+-------+
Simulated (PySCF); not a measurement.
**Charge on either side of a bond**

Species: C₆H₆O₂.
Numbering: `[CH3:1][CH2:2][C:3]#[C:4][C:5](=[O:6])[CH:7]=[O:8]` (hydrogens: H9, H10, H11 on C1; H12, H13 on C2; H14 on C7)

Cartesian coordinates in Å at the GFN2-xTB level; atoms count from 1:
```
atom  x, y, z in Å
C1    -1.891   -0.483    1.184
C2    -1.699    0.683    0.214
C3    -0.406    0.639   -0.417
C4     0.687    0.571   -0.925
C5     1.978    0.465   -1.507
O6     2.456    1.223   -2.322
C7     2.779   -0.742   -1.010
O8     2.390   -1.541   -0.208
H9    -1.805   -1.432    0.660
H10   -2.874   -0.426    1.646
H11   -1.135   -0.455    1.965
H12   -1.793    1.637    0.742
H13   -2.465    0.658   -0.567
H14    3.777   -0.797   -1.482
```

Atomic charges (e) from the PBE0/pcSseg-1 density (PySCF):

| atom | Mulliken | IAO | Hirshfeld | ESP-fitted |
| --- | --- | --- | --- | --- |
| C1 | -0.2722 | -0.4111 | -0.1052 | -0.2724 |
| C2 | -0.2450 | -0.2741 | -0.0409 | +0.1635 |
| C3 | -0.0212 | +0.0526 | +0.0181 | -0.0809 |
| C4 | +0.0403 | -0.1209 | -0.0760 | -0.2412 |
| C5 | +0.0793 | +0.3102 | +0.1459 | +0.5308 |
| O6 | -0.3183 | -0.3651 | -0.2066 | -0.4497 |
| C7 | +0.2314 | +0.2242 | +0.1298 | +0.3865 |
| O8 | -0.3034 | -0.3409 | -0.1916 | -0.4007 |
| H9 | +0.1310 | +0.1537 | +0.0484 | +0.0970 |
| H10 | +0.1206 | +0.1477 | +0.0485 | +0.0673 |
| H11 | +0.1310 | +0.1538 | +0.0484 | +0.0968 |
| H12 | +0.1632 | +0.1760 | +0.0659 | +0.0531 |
+-------+

- Work order -
Retype exactly the lines of the data above that fall between the line with "Atomic charges (e)" and the line with "-0.0409 | +0.1635 |", inclusive, and add nothing.

- Task output -
Atomic charges (e) from the PBE0/pcSseg-1 density (PySCF):

| atom | Mulliken | IAO | Hirshfeld | ESP-fitted |
| --- | --- | --- | --- | --- |
| C1 | -0.2722 | -0.4111 | -0.1052 | -0.2724 |
| C2 | -0.2450 | -0.2741 | -0.0409 | +0.1635 |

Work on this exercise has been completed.